Required action. Repeat each entry word for word.

═════ Information supplied ═════
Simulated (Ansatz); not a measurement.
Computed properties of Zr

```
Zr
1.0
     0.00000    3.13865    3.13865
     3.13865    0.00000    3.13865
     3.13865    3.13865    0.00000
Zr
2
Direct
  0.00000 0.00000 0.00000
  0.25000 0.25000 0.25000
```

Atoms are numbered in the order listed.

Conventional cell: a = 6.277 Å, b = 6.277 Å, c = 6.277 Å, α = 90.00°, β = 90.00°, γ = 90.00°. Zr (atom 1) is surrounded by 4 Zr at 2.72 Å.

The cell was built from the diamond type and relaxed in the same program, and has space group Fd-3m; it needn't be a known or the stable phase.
═════

Response box.
Simulated (Ansatz); not a measurement.
Computed properties of Zr

```
Zr
1.0
     0.00000    3.13865    3.13865
     3.13865    0.00000    3.13865
     3.13865    3.13865    0.00000
Zr
2
Direct
  0.00000 0.00000 0.00000
  0.25000 0.25000 0.25000
```

Atoms are numbered in the order listed.

Conventional cell: a = 6.277 Å, b = 6.277 Å, c = 6.277 Å, α = 90.00°, β = 90.00°, γ = 90.00°. Zr (atom 1) is surrounded by 4 Zr at 2.72 Å.

The cell was built from the diamond type and relaxed in the same program, and has space group Fd-3m; it needn't be a known or the stable phase.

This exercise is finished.